*** Opening Data excerpts ***
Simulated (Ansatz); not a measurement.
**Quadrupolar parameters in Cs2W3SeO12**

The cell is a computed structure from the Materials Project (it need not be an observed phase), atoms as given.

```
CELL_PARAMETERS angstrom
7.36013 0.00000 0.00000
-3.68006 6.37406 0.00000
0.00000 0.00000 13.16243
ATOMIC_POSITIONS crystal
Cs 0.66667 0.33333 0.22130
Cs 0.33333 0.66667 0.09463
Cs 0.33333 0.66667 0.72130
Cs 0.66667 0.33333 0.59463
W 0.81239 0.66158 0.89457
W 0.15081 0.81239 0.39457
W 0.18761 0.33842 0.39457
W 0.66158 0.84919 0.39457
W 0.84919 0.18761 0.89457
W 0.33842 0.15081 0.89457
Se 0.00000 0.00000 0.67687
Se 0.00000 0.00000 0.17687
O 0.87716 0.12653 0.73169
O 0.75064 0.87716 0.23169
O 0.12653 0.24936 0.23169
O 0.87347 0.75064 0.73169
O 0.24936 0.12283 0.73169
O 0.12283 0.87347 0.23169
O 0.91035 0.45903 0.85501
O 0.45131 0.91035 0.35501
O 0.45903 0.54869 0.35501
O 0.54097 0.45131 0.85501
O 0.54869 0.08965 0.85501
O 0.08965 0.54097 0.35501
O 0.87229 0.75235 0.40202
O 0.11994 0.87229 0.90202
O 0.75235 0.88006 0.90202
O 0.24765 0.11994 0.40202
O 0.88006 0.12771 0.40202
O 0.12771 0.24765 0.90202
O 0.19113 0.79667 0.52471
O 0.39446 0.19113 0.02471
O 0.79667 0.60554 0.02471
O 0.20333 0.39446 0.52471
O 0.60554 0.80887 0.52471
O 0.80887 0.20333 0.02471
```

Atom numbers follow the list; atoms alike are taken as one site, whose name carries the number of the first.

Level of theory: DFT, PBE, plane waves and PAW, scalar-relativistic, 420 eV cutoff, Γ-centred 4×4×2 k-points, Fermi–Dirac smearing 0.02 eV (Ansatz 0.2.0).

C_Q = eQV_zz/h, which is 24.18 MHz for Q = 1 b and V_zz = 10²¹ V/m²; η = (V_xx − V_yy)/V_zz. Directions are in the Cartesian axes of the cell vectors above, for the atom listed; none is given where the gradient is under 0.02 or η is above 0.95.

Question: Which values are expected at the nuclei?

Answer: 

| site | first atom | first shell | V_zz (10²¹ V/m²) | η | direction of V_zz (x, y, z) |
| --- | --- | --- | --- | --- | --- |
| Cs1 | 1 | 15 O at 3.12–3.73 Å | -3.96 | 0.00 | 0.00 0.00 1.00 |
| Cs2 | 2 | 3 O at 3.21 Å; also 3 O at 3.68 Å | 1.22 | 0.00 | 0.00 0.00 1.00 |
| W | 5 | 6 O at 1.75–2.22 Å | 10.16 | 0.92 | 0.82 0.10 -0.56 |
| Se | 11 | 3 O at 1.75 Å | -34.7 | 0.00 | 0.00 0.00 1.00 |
*** Closing Data excerpts ***

> [Assignment] Begin at the first line of the records above and restate each line word for word, stopping after the line with "Level of theory: DFT, PBE, plane".

> [Problem solution]
Simulated (Ansatz); not a measurement.
**Quadrupolar parameters in Cs2W3SeO12**

The cell is a computed structure from the Materials Project (it need not be an observed phase), atoms as given.

```
CELL_PARAMETERS angstrom
7.36013 0.00000 0.00000
-3.68006 6.37406 0.00000
0.00000 0.00000 13.16243
ATOMIC_POSITIONS crystal
Cs 0.66667 0.33333 0.22130
Cs 0.33333 0.66667 0.09463
Cs 0.33333 0.66667 0.72130
Cs 0.66667 0.33333 0.59463
W 0.81239 0.66158 0.89457
W 0.15081 0.81239 0.39457
W 0.18761 0.33842 0.39457
W 0.66158 0.84919 0.39457
W 0.84919 0.18761 0.89457
W 0.33842 0.15081 0.89457
Se 0.00000 0.00000 0.67687
Se 0.00000 0.00000 0.17687
O 0.87716 0.12653 0.73169
O 0.75064 0.87716 0.23169
O 0.12653 0.24936 0.23169
O 0.87347 0.75064 0.73169
O 0.24936 0.12283 0.73169
O 0.12283 0.87347 0.23169
O 0.91035 0.45903 0.85501
O 0.45131 0.91035 0.35501
O 0.45903 0.54869 0.35501
O 0.54097 0.45131 0.85501
O 0.54869 0.08965 0.85501
O 0.08965 0.54097 0.35501
O 0.87229 0.75235 0.40202
O 0.11994 0.87229 0.90202
O 0.75235 0.88006 0.90202
O 0.24765 0.11994 0.40202
O 0.88006 0.12771 0.40202
O 0.12771 0.24765 0.90202
O 0.19113 0.79667 0.52471
O 0.39446 0.19113 0.02471
O 0.79667 0.60554 0.02471
O 0.20333 0.39446 0.52471
O 0.60554 0.80887 0.52471
O 0.80887 0.20333 0.02471
```

Atom numbers follow the list; atoms alike are taken as one site, whose name carries the number of the first.

Level of theory: DFT, PBE, plane waves and PAW, scalar-relativistic, 420 eV cutoff, Γ-centred 4×4×2 k-points, Fermi–Dirac smearing 0.02 eV (Ansatz 0.2.0).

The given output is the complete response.